(INFORMATION Opens)

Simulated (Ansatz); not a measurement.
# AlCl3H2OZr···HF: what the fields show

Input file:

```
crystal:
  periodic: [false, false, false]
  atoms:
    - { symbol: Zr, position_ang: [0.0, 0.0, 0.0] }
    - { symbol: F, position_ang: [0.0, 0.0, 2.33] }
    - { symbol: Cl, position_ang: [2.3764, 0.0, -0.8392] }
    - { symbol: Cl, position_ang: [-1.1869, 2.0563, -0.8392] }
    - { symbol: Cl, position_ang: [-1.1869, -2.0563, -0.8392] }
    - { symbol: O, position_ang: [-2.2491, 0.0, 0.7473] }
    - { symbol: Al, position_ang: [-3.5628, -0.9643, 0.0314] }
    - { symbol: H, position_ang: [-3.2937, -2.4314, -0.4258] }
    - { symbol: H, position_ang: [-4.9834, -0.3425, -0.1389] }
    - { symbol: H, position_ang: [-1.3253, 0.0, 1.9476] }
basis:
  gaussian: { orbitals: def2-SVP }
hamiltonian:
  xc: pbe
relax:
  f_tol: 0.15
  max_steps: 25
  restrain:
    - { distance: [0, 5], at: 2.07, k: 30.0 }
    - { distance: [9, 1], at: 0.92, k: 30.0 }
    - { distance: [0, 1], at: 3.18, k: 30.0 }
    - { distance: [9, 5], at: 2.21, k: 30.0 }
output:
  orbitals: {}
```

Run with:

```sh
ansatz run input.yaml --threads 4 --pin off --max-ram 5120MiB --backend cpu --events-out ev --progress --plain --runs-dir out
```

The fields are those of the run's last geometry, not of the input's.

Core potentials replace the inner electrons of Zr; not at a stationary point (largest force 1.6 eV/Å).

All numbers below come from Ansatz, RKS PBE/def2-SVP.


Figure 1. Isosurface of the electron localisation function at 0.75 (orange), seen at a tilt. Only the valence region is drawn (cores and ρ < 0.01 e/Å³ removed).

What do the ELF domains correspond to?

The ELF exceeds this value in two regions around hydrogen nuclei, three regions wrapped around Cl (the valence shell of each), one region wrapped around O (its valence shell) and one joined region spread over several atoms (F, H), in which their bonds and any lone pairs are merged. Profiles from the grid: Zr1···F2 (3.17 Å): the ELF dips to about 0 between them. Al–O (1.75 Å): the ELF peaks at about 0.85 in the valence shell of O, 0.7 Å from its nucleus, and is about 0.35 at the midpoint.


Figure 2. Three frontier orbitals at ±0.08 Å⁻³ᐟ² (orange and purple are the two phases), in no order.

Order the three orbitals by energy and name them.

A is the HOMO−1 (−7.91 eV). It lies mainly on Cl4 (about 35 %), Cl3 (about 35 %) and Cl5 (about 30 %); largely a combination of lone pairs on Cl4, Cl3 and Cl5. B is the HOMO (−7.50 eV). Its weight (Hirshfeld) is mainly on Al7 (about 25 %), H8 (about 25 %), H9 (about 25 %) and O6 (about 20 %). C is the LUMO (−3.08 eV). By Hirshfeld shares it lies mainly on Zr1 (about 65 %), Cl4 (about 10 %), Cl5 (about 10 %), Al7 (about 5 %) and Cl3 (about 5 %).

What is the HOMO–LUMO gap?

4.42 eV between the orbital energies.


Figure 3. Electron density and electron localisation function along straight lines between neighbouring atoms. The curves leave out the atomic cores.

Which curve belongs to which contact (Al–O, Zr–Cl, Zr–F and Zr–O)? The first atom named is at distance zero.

(INFORMATION Closes)

Reproduce exactly the stretch of the material above that starts at the line with "4.42 eV between the orbital energies." and ends at the line with "Figure 3. Electron", both included, and nothing else.

WRITTEN SOLUTION>
4.42 eV between the orbital energies.


Figure 3. Electron density and electron localisation function along straight lines between neighbouring atoms. The curves leave out the atomic cores.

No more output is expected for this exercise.